The expected output is each entry, given again exactly.

[Start of section]

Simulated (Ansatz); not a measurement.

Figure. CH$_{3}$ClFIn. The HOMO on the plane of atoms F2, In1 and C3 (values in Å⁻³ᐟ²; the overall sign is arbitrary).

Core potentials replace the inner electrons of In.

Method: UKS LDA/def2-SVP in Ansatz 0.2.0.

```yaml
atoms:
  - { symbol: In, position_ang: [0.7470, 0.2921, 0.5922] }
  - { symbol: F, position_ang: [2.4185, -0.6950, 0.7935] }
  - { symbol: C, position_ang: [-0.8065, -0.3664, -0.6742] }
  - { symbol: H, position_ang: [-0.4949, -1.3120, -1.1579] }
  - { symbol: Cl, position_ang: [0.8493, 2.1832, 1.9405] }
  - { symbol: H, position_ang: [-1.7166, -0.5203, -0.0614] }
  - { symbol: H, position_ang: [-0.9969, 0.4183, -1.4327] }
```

[End of section]

◆ **Solution**
Simulated (Ansatz); not a measurement.

Figure. CH$_{3}$ClFIn. The HOMO on the plane of atoms F2, In1 and C3 (values in Å⁻³ᐟ²; the overall sign is arbitrary).

Core potentials replace the inner electrons of In.

Method: UKS LDA/def2-SVP in Ansatz 0.2.0.

```yaml
atoms:
  - { symbol: In, position_ang: [0.7470, 0.2921, 0.5922] }
  - { symbol: F, position_ang: [2.4185, -0.6950, 0.7935] }
  - { symbol: C, position_ang: [-0.8065, -0.3664, -0.6742] }
  - { symbol: H, position_ang: [-0.4949, -1.3120, -1.1579] }
  - { symbol: Cl, position_ang: [0.8493, 2.1832, 1.9405] }
  - { symbol: H, position_ang: [-1.7166, -0.5203, -0.0614] }
  - { symbol: H, position_ang: [-0.9969, 0.4183, -1.4327] }
```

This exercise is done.